__Exercise__
Write out the full listing below exactly as given.

__Material supplied__
——————————

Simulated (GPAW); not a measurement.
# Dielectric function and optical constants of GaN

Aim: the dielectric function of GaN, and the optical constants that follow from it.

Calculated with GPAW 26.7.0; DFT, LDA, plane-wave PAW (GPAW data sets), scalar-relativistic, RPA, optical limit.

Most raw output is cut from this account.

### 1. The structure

——————————

__Expected answer__
Simulated (GPAW); not a measurement.
# Dielectric function and optical constants of GaN

Aim: the dielectric function of GaN, and the optical constants that follow from it.

Calculated with GPAW 26.7.0; DFT, LDA, plane-wave PAW (GPAW data sets), scalar-relativistic, RPA, optical limit.

Most raw output is cut from this account.

### 1. The structure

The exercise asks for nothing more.